§ Work request: In the entries that follow, the first line to write out is the one containing "INCAR.step1", and the last is the one containing "Potentials or basis: VASP". Reproduce that stretch exactly, with nothing before or after it.

§ Data records:
^^^^

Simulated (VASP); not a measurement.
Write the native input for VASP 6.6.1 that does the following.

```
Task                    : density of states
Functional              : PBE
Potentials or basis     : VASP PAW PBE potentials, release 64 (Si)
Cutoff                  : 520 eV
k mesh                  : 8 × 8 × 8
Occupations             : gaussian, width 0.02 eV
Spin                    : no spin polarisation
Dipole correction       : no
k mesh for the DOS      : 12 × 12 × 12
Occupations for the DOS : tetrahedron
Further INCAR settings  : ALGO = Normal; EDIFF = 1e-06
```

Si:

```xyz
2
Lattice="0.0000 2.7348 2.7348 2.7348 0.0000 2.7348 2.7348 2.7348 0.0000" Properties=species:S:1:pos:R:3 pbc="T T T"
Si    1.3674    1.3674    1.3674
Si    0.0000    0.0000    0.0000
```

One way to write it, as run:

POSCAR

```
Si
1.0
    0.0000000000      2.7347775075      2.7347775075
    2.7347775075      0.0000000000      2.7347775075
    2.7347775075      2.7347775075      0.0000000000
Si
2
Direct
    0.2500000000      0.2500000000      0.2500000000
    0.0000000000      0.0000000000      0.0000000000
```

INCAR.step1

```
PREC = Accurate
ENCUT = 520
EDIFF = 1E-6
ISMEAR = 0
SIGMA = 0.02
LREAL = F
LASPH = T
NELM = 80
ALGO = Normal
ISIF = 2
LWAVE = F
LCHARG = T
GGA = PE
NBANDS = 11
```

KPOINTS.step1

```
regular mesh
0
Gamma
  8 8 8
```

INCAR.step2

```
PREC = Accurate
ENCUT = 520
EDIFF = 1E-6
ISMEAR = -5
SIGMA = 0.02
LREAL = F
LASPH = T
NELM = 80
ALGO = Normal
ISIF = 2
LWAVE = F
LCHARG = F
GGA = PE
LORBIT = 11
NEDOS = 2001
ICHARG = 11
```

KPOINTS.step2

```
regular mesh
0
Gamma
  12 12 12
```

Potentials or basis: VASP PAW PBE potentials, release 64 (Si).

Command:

^^^^

§ Exercise output:
INCAR.step1

```
PREC = Accurate
ENCUT = 520
EDIFF = 1E-6
ISMEAR = 0
SIGMA = 0.02
LREAL = F
LASPH = T
NELM = 80
ALGO = Normal
ISIF = 2
LWAVE = F
LCHARG = T
GGA = PE
NBANDS = 11
```

KPOINTS.step1

```
regular mesh
0
Gamma
  8 8 8
```

INCAR.step2

```
PREC = Accurate
ENCUT = 520
EDIFF = 1E-6
ISMEAR = -5
SIGMA = 0.02
LREAL = F
LASPH = T
NELM = 80
ALGO = Normal
ISIF = 2
LWAVE = F
LCHARG = F
GGA = PE
LORBIT = 11
NEDOS = 2001
ICHARG = 11
```

KPOINTS.step2

```
regular mesh
0
Gamma
  12 12 12
```

Potentials or basis: VASP PAW PBE potentials, release 64 (Si).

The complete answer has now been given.